=== Dataset content ===
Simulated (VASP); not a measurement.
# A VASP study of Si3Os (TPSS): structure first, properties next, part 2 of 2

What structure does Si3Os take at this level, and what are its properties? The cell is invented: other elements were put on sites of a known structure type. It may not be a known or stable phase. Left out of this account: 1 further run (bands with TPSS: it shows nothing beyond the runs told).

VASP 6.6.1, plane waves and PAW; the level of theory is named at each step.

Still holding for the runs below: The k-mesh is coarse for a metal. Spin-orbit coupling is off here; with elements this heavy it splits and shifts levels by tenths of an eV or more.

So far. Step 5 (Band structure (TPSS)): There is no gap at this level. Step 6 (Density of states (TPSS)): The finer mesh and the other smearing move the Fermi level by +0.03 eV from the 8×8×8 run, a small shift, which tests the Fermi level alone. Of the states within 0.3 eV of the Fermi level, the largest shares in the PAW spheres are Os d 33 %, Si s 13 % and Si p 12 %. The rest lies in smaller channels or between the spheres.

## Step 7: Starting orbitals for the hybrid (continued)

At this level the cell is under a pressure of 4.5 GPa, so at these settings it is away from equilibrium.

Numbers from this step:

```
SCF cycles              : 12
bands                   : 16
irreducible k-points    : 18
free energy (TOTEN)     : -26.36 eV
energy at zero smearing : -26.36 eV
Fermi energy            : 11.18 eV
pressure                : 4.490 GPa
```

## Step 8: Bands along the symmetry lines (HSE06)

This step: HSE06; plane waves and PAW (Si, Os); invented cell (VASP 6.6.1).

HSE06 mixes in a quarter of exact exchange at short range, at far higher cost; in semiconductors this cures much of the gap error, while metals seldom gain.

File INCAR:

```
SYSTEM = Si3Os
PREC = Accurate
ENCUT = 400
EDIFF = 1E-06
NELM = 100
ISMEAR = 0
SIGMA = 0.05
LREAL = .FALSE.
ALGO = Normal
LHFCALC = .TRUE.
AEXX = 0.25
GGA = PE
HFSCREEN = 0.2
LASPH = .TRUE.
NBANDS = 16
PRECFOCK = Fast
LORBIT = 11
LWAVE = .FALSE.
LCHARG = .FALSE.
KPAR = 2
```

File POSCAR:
===

Work task ▸
The output should be exactly the lines above from the line containing "VASP 6.6.1, plane" to the line containing "Still holding for", inclusive, with no other lines.

Your response ▸
VASP 6.6.1, plane waves and PAW; the level of theory is named at each step.

Still holding for the runs below: The k-mesh is coarse for a metal. Spin-orbit coupling is off here; with elements this heavy it splits and shifts levels by tenths of an eV or more.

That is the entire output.